■ **Record set**:
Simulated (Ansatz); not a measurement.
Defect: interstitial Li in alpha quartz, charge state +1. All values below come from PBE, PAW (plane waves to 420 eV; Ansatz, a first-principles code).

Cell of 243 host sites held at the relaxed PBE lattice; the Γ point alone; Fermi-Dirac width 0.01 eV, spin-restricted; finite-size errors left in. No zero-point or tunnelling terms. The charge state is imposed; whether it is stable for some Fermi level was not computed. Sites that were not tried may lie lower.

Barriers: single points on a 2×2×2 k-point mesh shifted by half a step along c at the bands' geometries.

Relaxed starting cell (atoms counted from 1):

■ **Work task**:
Could you return exactly the lines above from the line with "Cell of 243" to the line with "Barriers: single points", both included, and nothing else?

■ **Response**:
Cell of 243 host sites held at the relaxed PBE lattice; the Γ point alone; Fermi-Dirac width 0.01 eV, spin-restricted; finite-size errors left in. No zero-point or tunnelling terms. The charge state is imposed; whether it is stable for some Fermi level was not computed. Sites that were not tried may lie lower.

Barriers: single points on a 2×2×2 k-point mesh shifted by half a step along c at the bands' geometries.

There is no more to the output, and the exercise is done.